§ Assigned task: Can you print every record below exactly as written?

· · · ·

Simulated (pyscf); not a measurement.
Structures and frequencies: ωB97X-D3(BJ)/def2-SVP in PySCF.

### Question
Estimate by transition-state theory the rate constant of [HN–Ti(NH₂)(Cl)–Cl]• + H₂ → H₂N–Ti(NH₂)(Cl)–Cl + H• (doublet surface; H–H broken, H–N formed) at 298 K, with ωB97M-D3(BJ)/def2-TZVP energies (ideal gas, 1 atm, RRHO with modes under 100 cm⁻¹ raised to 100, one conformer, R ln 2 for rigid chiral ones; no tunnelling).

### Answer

· · · ·

§ Task output:
Simulated (pyscf); not a measurement.
Structures and frequencies: ωB97X-D3(BJ)/def2-SVP in PySCF.

### Question
Estimate by transition-state theory the rate constant of [HN–Ti(NH₂)(Cl)–Cl]• + H₂ → H₂N–Ti(NH₂)(Cl)–Cl + H• (doublet surface; H–H broken, H–N formed) at 298 K, with ωB97M-D3(BJ)/def2-TZVP energies (ideal gas, 1 atm, RRHO with modes under 100 cm⁻¹ raised to 100, one conformer, R ln 2 for rigid chiral ones; no tunnelling).

### Answer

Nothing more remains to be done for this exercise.